Excerpted records
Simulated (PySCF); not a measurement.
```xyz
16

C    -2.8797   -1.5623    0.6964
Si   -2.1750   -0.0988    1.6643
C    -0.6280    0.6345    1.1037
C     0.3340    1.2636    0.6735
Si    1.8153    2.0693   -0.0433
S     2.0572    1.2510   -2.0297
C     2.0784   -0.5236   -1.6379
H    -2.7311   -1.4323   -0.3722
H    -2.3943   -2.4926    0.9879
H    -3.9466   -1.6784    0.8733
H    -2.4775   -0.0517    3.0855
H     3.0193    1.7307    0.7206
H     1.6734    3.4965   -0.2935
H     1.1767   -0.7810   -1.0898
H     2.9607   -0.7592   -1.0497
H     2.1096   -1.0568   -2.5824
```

Action item
Write out the whole listing again, keeping every character as it is.

Result
Simulated (PySCF); not a measurement.
```xyz
16

C    -2.8797   -1.5623    0.6964
Si   -2.1750   -0.0988    1.6643
C    -0.6280    0.6345    1.1037
C     0.3340    1.2636    0.6735
Si    1.8153    2.0693   -0.0433
S     2.0572    1.2510   -2.0297
C     2.0784   -0.5236   -1.6379
H    -2.7311   -1.4323   -0.3722
H    -2.3943   -2.4926    0.9879
H    -3.9466   -1.6784    0.8733
H    -2.4775   -0.0517    3.0855
H     3.0193    1.7307    0.7206
H     1.6734    3.4965   -0.2935
H     1.1767   -0.7810   -1.0898
H     2.9607   -0.7592   -1.0497
H     2.1096   -1.0568   -2.5824
```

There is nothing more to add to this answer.